*****

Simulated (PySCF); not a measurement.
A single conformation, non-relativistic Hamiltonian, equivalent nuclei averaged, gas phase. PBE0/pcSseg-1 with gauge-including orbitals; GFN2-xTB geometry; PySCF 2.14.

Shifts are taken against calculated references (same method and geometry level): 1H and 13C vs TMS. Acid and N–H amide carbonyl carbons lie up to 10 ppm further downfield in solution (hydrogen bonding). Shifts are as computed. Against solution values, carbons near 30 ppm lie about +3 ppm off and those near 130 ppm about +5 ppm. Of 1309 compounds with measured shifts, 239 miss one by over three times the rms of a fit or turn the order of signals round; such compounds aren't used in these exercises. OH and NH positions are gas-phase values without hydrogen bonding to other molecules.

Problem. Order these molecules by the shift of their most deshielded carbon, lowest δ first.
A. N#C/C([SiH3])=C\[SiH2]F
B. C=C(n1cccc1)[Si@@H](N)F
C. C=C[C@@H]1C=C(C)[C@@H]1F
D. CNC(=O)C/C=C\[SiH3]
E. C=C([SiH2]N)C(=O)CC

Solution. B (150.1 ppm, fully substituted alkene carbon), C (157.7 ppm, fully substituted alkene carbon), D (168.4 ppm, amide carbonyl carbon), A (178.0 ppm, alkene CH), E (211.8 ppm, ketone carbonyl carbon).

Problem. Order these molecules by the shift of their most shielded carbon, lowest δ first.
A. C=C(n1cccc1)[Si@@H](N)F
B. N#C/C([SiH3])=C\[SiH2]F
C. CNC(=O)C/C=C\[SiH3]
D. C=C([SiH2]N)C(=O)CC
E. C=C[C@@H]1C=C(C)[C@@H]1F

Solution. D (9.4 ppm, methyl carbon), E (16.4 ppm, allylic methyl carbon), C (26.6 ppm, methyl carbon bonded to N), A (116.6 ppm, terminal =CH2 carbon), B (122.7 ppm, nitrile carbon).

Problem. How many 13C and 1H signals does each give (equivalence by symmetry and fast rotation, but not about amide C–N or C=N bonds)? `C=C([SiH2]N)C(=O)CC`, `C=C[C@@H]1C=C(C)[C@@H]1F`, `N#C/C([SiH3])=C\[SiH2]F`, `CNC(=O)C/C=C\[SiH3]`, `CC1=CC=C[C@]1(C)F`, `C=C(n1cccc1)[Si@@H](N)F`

*****

§ **Work order**:
Extract from the listing above the lines between the line containing "Solution. B (150.1" and the line containing "D. C=C([SiH2]N)C(=O)CC", keeping both of those lines. Output nothing else.

§ **Exercise answer**:
Solution. B (150.1 ppm, fully substituted alkene carbon), C (157.7 ppm, fully substituted alkene carbon), D (168.4 ppm, amide carbonyl carbon), A (178.0 ppm, alkene CH), E (211.8 ppm, ketone carbonyl carbon).

Problem. Order these molecules by the shift of their most shielded carbon, lowest δ first.
A. C=C(n1cccc1)[Si@@H](N)F
B. N#C/C([SiH3])=C\[SiH2]F
C. CNC(=O)C/C=C\[SiH3]
D. C=C([SiH2]N)C(=O)CC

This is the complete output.